[DATA EXTRACT]:
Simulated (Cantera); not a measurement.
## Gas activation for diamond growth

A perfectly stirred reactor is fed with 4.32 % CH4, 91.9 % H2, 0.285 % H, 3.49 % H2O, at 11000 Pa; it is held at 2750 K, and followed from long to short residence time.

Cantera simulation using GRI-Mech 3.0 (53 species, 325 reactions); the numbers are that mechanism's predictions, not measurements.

[EXERCISE]: Above are records; repeat only the lines starting at the line with "## Gas activation for diamond growth" and ending at the line with "A perfectly stirred", exactly as they appear, both included.

[REPLY]:
## Gas activation for diamond growth

A perfectly stirred reactor is fed with 4.32 % CH4, 91.9 % H2, 0.285 % H, 3.49 % H2O, at 11000 Pa; it is held at 2750 K, and followed from long to short residence time.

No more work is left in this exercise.